# # # # # # #

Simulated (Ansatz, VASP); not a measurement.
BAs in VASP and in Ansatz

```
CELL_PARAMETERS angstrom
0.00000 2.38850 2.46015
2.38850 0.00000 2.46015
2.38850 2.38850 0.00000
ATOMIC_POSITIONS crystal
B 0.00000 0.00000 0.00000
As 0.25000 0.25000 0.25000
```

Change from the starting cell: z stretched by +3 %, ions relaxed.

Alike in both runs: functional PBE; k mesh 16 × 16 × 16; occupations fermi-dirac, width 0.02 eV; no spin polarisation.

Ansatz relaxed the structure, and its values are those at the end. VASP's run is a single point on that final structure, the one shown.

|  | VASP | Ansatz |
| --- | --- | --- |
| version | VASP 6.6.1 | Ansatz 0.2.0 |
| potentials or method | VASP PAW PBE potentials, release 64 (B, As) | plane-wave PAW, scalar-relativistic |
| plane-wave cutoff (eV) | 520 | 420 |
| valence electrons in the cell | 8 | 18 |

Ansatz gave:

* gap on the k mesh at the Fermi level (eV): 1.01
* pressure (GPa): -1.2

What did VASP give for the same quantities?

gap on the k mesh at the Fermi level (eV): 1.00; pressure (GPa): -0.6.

# # # # # # #

__Task item__. Set down each line of the data precisely as it appears above.

__Exercise response__.
Simulated (Ansatz, VASP); not a measurement.
BAs in VASP and in Ansatz

```
CELL_PARAMETERS angstrom
0.00000 2.38850 2.46015
2.38850 0.00000 2.46015
2.38850 2.38850 0.00000
ATOMIC_POSITIONS crystal
B 0.00000 0.00000 0.00000
As 0.25000 0.25000 0.25000
```

Change from the starting cell: z stretched by +3 %, ions relaxed.

Alike in both runs: functional PBE; k mesh 16 × 16 × 16; occupations fermi-dirac, width 0.02 eV; no spin polarisation.

Ansatz relaxed the structure, and its values are those at the end. VASP's run is a single point on that final structure, the one shown.

|  | VASP | Ansatz |
| --- | --- | --- |
| version | VASP 6.6.1 | Ansatz 0.2.0 |
| potentials or method | VASP PAW PBE potentials, release 64 (B, As) | plane-wave PAW, scalar-relativistic |
| plane-wave cutoff (eV) | 520 | 420 |
| valence electrons in the cell | 8 | 18 |

Ansatz gave:

* gap on the k mesh at the Fermi level (eV): 1.01
* pressure (GPa): -1.2

What did VASP give for the same quantities?

gap on the k mesh at the Fermi level (eV): 1.00; pressure (GPa): -0.6.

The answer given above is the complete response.